━━━━━━━━━━━━━━━━
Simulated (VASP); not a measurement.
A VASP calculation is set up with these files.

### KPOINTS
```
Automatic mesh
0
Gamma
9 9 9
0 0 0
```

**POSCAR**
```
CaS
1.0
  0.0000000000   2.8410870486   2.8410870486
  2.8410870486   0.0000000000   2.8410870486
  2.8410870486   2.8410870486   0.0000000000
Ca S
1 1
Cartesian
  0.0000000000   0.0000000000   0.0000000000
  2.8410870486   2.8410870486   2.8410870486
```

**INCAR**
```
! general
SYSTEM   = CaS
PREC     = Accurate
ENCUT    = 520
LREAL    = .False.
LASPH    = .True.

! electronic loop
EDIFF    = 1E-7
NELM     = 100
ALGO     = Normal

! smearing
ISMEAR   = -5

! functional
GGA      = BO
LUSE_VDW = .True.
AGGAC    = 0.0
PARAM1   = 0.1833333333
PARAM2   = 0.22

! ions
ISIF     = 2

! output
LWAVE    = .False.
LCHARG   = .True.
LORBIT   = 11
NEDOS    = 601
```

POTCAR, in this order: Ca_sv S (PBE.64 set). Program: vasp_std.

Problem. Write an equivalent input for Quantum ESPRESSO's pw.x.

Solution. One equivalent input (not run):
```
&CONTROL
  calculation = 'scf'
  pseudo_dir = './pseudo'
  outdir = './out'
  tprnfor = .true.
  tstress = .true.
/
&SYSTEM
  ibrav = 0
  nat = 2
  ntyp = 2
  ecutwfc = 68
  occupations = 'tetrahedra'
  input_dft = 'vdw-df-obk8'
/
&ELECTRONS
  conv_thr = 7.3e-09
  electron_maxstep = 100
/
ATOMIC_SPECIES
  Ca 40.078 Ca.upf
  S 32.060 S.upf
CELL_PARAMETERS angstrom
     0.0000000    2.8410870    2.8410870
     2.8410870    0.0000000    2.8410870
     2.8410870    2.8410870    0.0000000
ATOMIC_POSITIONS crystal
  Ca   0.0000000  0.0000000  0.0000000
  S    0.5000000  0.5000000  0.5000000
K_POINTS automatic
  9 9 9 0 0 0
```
━━━━━━━━━━━━━━━━

Work instruction –
Quote the data above verbatim from its first line to the line that includes "POTCAR, in this", with both boundary lines retained.

Your response –
Simulated (VASP); not a measurement.
A VASP calculation is set up with these files.

### KPOINTS
```
Automatic mesh
0
Gamma
9 9 9
0 0 0
```

**POSCAR**
```
CaS
1.0
  0.0000000000   2.8410870486   2.8410870486
  2.8410870486   0.0000000000   2.8410870486
  2.8410870486   2.8410870486   0.0000000000
Ca S
1 1
Cartesian
  0.0000000000   0.0000000000   0.0000000000
  2.8410870486   2.8410870486   2.8410870486
```

**INCAR**
```
! general
SYSTEM   = CaS
PREC     = Accurate
ENCUT    = 520
LREAL    = .False.
LASPH    = .True.

! electronic loop
EDIFF    = 1E-7
NELM     = 100
ALGO     = Normal

! smearing
ISMEAR   = -5

! functional
GGA      = BO
LUSE_VDW = .True.
AGGAC    = 0.0
PARAM1   = 0.1833333333
PARAM2   = 0.22

! ions
ISIF     = 2

! output
LWAVE    = .False.
LCHARG   = .True.
LORBIT   = 11
NEDOS    = 601
```

POTCAR, in this order: Ca_sv S (PBE.64 set). Program: vasp_std.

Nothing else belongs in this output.